▶ [Exercise]
The records should be restated exactly from their first line through the line with "The pressure is its mean diagonal, -1.85 GPa." in it.

▶ [Extracted information]
++++

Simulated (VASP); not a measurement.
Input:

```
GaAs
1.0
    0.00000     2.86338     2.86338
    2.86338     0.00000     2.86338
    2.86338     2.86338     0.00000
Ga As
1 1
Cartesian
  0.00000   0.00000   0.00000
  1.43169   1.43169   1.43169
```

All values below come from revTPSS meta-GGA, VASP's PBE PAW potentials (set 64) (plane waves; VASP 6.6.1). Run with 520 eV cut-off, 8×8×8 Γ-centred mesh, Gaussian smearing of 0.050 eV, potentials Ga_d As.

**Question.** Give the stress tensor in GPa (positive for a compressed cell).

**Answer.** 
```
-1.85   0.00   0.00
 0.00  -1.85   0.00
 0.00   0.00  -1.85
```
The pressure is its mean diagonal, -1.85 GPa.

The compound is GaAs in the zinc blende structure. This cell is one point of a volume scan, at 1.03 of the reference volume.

++++

▶ [Exercise output]
Simulated (VASP); not a measurement.
Input:

```
GaAs
1.0
    0.00000     2.86338     2.86338
    2.86338     0.00000     2.86338
    2.86338     2.86338     0.00000
Ga As
1 1
Cartesian
  0.00000   0.00000   0.00000
  1.43169   1.43169   1.43169
```

All values below come from revTPSS meta-GGA, VASP's PBE PAW potentials (set 64) (plane waves; VASP 6.6.1). Run with 520 eV cut-off, 8×8×8 Γ-centred mesh, Gaussian smearing of 0.050 eV, potentials Ga_d As.

**Question.** Give the stress tensor in GPa (positive for a compressed cell).

**Answer.** 
```
-1.85   0.00   0.00
 0.00  -1.85   0.00
 0.00   0.00  -1.85
```
The pressure is its mean diagonal, -1.85 GPa.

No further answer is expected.